[Opening EXERCISE DATA section]
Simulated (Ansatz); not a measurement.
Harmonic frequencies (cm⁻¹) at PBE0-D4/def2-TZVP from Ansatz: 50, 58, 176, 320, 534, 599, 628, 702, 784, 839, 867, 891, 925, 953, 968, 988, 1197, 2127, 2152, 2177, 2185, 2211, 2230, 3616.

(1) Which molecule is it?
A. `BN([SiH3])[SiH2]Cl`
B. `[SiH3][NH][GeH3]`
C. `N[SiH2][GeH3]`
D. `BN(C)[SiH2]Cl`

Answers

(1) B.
[Closing EXERCISE DATA section]

ASSIGNED TASK ▸
Write out the records exactly, starting at the first line and stopping after the line that contains "(1) Which molecule is it?".

TASK ANSWER ▸
Simulated (Ansatz); not a measurement.
Harmonic frequencies (cm⁻¹) at PBE0-D4/def2-TZVP from Ansatz: 50, 58, 176, 320, 534, 599, 628, 702, 784, 839, 867, 891, 925, 953, 968, 988, 1197, 2127, 2152, 2177, 2185, 2211, 2230, 3616.

(1) Which molecule is it?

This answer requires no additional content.